═══
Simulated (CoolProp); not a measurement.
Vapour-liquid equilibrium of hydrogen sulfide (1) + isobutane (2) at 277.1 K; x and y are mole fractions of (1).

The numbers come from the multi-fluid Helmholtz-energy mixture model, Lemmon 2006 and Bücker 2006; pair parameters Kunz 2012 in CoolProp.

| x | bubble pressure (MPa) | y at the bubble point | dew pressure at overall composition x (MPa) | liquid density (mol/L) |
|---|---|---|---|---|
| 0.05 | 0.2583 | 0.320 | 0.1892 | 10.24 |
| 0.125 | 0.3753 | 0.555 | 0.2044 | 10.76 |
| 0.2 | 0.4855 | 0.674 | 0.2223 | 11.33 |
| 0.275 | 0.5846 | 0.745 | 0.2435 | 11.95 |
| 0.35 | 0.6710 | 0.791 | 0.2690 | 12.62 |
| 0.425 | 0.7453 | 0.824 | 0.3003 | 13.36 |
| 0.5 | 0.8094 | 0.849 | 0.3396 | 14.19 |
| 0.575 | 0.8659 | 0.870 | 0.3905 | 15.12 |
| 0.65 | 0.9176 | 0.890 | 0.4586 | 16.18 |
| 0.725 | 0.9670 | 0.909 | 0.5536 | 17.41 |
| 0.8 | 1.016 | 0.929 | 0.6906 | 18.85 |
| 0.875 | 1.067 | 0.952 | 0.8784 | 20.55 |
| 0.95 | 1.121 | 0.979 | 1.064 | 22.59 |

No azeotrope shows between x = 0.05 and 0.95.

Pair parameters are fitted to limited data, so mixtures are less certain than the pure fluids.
═══

_Work request_
Take the listing from its first line to the line containing "The numbers come". Reproduce those lines exactly and nothing else.

_Exercise output_
Simulated (CoolProp); not a measurement.
Vapour-liquid equilibrium of hydrogen sulfide (1) + isobutane (2) at 277.1 K; x and y are mole fractions of (1).

The numbers come from the multi-fluid Helmholtz-energy mixture model, Lemmon 2006 and Bücker 2006; pair parameters Kunz 2012 in CoolProp.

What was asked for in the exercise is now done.